BEGIN ENTRIES PROVIDED
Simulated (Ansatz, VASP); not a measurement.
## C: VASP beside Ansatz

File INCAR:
END ENTRIES PROVIDED

# REQUIRED ACTION
Retype all of the entries shown above, exactly.

# PROBLEM SOLUTION
Simulated (Ansatz, VASP); not a measurement.
## C: VASP beside Ansatz

File INCAR:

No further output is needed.